*** Excerpted data Section Begins ***

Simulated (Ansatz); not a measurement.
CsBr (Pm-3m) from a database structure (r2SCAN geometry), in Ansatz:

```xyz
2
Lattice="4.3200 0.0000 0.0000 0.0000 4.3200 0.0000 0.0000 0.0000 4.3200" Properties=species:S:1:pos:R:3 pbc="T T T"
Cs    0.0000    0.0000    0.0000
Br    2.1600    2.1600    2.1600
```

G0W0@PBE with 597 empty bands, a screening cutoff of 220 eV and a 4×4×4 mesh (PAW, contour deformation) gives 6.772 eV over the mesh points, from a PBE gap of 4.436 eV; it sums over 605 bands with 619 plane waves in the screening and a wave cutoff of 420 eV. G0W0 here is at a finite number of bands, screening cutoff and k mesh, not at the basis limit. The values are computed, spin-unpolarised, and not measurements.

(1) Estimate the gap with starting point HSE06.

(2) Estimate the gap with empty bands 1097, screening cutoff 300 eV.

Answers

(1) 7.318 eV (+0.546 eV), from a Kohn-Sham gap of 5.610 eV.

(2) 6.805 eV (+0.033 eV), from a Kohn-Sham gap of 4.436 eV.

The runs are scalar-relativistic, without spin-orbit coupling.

*** Excerpted data Section Ends ***

- **Requirement**:
Begin at the top of the listing above and set down each line exactly. Stop after the line that contains "(2) 6.805 eV".

- **Result**:
Simulated (Ansatz); not a measurement.
CsBr (Pm-3m) from a database structure (r2SCAN geometry), in Ansatz:

```xyz
2
Lattice="4.3200 0.0000 0.0000 0.0000 4.3200 0.0000 0.0000 0.0000 4.3200" Properties=species:S:1:pos:R:3 pbc="T T T"
Cs    0.0000    0.0000    0.0000
Br    2.1600    2.1600    2.1600
```

G0W0@PBE with 597 empty bands, a screening cutoff of 220 eV and a 4×4×4 mesh (PAW, contour deformation) gives 6.772 eV over the mesh points, from a PBE gap of 4.436 eV; it sums over 605 bands with 619 plane waves in the screening and a wave cutoff of 420 eV. G0W0 here is at a finite number of bands, screening cutoff and k mesh, not at the basis limit. The values are computed, spin-unpolarised, and not measurements.

(1) Estimate the gap with starting point HSE06.

(2) Estimate the gap with empty bands 1097, screening cutoff 300 eV.

Answers

(1) 7.318 eV (+0.546 eV), from a Kohn-Sham gap of 5.610 eV.

(2) 6.805 eV (+0.033 eV), from a Kohn-Sham gap of 4.436 eV.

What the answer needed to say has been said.